——————

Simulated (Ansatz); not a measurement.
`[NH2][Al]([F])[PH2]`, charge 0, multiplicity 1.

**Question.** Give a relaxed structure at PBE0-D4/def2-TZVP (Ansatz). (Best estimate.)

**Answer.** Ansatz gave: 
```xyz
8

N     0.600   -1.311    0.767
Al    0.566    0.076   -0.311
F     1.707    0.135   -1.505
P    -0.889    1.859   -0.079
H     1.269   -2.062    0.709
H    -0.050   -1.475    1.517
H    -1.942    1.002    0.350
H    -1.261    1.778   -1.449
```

——————

Transcribe the listing above exactly, including every line.

Task answer:
Simulated (Ansatz); not a measurement.
`[NH2][Al]([F])[PH2]`, charge 0, multiplicity 1.

**Question.** Give a relaxed structure at PBE0-D4/def2-TZVP (Ansatz). (Best estimate.)

**Answer.** Ansatz gave: 
```xyz
8

N     0.600   -1.311    0.767
Al    0.566    0.076   -0.311
F     1.707    0.135   -1.505
P    -0.889    1.859   -0.079
H     1.269   -2.062    0.709
H    -0.050   -1.475    1.517
H    -1.942    1.002    0.350
H    -1.261    1.778   -1.449
```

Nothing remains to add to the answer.